_BRIEF_:
Print out the records that follow, exactly and completely.

_DATASET EXCERPTS_:
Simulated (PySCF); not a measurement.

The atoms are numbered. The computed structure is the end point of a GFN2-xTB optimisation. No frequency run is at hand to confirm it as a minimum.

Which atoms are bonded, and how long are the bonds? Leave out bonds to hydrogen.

_EXERCISE RESULT_:
Simulated (PySCF); not a measurement.

The atoms are numbered. The computed structure is the end point of a GFN2-xTB optimisation. No frequency run is at hand to confirm it as a minimum.

Which atoms are bonded, and how long are the bonds? Leave out bonds to hydrogen.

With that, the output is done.